→ **TASK ITEM**
Go through the listing below from its first line and repeat each line exactly, ending at the line containing "VASP 6.6.1 |" and including it.

→ **ENTRIES SUPPLIED**
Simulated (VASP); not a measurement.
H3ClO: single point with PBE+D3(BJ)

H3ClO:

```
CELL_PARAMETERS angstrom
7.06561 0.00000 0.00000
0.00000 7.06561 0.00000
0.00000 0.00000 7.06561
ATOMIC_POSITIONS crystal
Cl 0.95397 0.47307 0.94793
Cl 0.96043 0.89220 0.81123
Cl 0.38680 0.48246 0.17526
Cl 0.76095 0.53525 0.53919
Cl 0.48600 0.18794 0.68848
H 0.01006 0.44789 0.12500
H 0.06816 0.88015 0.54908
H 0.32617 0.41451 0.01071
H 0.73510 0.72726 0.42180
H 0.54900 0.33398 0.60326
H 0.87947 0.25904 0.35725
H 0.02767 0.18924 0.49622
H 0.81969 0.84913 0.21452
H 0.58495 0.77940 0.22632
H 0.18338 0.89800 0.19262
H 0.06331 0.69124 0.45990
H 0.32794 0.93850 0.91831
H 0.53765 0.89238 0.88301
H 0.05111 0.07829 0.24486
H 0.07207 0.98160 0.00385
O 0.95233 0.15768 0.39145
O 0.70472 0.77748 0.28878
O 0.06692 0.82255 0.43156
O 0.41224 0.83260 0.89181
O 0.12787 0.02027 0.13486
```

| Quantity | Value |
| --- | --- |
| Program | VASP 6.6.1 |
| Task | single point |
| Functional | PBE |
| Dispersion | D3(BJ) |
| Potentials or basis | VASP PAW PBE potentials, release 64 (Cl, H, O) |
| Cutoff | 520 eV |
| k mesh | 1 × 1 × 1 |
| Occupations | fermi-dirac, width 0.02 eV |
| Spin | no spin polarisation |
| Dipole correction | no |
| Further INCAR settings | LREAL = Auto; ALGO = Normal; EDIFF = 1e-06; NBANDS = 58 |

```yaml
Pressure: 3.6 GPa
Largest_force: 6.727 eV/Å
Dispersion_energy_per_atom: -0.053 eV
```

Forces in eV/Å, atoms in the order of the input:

→ **ANSWER AREA**
Simulated (VASP); not a measurement.
H3ClO: single point with PBE+D3(BJ)

H3ClO:

```
CELL_PARAMETERS angstrom
7.06561 0.00000 0.00000
0.00000 7.06561 0.00000
0.00000 0.00000 7.06561
ATOMIC_POSITIONS crystal
Cl 0.95397 0.47307 0.94793
Cl 0.96043 0.89220 0.81123
Cl 0.38680 0.48246 0.17526
Cl 0.76095 0.53525 0.53919
Cl 0.48600 0.18794 0.68848
H 0.01006 0.44789 0.12500
H 0.06816 0.88015 0.54908
H 0.32617 0.41451 0.01071
H 0.73510 0.72726 0.42180
H 0.54900 0.33398 0.60326
H 0.87947 0.25904 0.35725
H 0.02767 0.18924 0.49622
H 0.81969 0.84913 0.21452
H 0.58495 0.77940 0.22632
H 0.18338 0.89800 0.19262
H 0.06331 0.69124 0.45990
H 0.32794 0.93850 0.91831
H 0.53765 0.89238 0.88301
H 0.05111 0.07829 0.24486
H 0.07207 0.98160 0.00385
O 0.95233 0.15768 0.39145
O 0.70472 0.77748 0.28878
O 0.06692 0.82255 0.43156
O 0.41224 0.83260 0.89181
O 0.12787 0.02027 0.13486
```

| Quantity | Value |
| --- | --- |
| Program | VASP 6.6.1 |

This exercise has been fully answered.